**Assignment:** From the first line onward, reproduce the records exactly; the final line to include is the one holding "Caveat: the PAW".

**Supplied entries:**
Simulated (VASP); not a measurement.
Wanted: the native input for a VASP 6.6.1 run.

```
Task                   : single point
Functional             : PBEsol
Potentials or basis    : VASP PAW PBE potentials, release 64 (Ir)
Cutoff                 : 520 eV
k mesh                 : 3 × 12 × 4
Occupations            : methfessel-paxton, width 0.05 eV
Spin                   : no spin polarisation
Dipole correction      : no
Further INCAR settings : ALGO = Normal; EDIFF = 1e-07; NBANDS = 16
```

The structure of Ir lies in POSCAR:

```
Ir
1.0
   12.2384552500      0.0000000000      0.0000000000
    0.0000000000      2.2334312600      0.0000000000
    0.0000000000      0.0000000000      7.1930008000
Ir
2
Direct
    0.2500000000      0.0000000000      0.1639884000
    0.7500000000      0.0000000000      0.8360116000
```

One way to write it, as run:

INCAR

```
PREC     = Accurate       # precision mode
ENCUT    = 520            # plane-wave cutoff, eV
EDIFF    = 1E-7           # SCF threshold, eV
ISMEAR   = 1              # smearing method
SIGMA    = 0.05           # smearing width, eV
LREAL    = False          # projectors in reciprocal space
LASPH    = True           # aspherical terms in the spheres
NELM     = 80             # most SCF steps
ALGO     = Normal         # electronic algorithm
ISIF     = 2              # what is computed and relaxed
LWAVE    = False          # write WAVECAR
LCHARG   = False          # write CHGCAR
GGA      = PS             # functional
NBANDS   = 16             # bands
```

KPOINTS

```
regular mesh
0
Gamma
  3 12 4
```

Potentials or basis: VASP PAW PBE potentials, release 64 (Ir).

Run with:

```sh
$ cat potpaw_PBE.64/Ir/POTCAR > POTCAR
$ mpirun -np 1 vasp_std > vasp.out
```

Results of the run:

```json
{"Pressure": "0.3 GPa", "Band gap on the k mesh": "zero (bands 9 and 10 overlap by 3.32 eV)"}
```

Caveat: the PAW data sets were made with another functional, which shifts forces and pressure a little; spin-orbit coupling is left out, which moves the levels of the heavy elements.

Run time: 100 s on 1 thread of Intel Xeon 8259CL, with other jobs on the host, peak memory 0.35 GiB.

**Answer area:**
Simulated (VASP); not a measurement.
Wanted: the native input for a VASP 6.6.1 run.

```
Task                   : single point
Functional             : PBEsol
Potentials or basis    : VASP PAW PBE potentials, release 64 (Ir)
Cutoff                 : 520 eV
k mesh                 : 3 × 12 × 4
Occupations            : methfessel-paxton, width 0.05 eV
Spin                   : no spin polarisation
Dipole correction      : no
Further INCAR settings : ALGO = Normal; EDIFF = 1e-07; NBANDS = 16
```

The structure of Ir lies in POSCAR:

```
Ir
1.0
   12.2384552500      0.0000000000      0.0000000000
    0.0000000000      2.2334312600      0.0000000000
    0.0000000000      0.0000000000      7.1930008000
Ir
2
Direct
    0.2500000000      0.0000000000      0.1639884000
    0.7500000000      0.0000000000      0.8360116000
```

One way to write it, as run:

INCAR

```
PREC     = Accurate       # precision mode
ENCUT    = 520            # plane-wave cutoff, eV
EDIFF    = 1E-7           # SCF threshold, eV
ISMEAR   = 1              # smearing method
SIGMA    = 0.05           # smearing width, eV
LREAL    = False          # projectors in reciprocal space
LASPH    = True           # aspherical terms in the spheres
NELM     = 80             # most SCF steps
ALGO     = Normal         # electronic algorithm
ISIF     = 2              # what is computed and relaxed
LWAVE    = False          # write WAVECAR
LCHARG   = False          # write CHGCAR
GGA      = PS             # functional
NBANDS   = 16             # bands
```

KPOINTS

```
regular mesh
0
Gamma
  3 12 4
```

Potentials or basis: VASP PAW PBE potentials, release 64 (Ir).

Run with:

```sh
$ cat potpaw_PBE.64/Ir/POTCAR > POTCAR
$ mpirun -np 1 vasp_std > vasp.out
```

Results of the run:

```json
{"Pressure": "0.3 GPa", "Band gap on the k mesh": "zero (bands 9 and 10 overlap by 3.32 eV)"}
```

Caveat: the PAW data sets were made with another functional, which shifts forces and pressure a little; spin-orbit coupling is left out, which moves the levels of the heavy elements.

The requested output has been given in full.